**Raw data:**
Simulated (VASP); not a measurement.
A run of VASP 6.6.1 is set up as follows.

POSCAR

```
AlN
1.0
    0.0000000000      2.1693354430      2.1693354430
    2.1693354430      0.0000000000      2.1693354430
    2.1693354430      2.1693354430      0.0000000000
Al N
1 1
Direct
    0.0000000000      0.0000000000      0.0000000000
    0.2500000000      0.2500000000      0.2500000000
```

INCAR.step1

**Work item:**
Each record must be transcribed exactly, with nothing left out.

**Answer box:**
Simulated (VASP); not a measurement.
A run of VASP 6.6.1 is set up as follows.

POSCAR

```
AlN
1.0
    0.0000000000      2.1693354430      2.1693354430
    2.1693354430      0.0000000000      2.1693354430
    2.1693354430      2.1693354430      0.0000000000
Al N
1 1
Direct
    0.0000000000      0.0000000000      0.0000000000
    0.2500000000      0.2500000000      0.2500000000
```

INCAR.step1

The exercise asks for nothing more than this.